(PROVIDED DATA)
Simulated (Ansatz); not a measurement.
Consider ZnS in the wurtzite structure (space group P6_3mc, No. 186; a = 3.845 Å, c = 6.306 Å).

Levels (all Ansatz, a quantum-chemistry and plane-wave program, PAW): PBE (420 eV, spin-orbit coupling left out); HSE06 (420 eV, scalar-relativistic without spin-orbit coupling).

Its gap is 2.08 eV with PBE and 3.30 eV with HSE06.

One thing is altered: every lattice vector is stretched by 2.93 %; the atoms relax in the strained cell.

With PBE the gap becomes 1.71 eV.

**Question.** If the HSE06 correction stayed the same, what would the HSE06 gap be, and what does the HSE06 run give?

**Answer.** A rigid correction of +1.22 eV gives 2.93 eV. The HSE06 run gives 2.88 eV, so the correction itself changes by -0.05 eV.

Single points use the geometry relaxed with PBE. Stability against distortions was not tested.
(End PROVIDED DATA)

ASSIGNMENT »
Exactly as they appear above, output the lines of the data from the first through the one that contains "by -0.05 eV.", and only those lines.

EXPECTED ANSWER »
Simulated (Ansatz); not a measurement.
Consider ZnS in the wurtzite structure (space group P6_3mc, No. 186; a = 3.845 Å, c = 6.306 Å).

Levels (all Ansatz, a quantum-chemistry and plane-wave program, PAW): PBE (420 eV, spin-orbit coupling left out); HSE06 (420 eV, scalar-relativistic without spin-orbit coupling).

Its gap is 2.08 eV with PBE and 3.30 eV with HSE06.

One thing is altered: every lattice vector is stretched by 2.93 %; the atoms relax in the strained cell.

With PBE the gap becomes 1.71 eV.

**Question.** If the HSE06 correction stayed the same, what would the HSE06 gap be, and what does the HSE06 run give?

**Answer.** A rigid correction of +1.22 eV gives 2.93 eV. The HSE06 run gives 2.88 eV, so the correction itself changes by -0.05 eV.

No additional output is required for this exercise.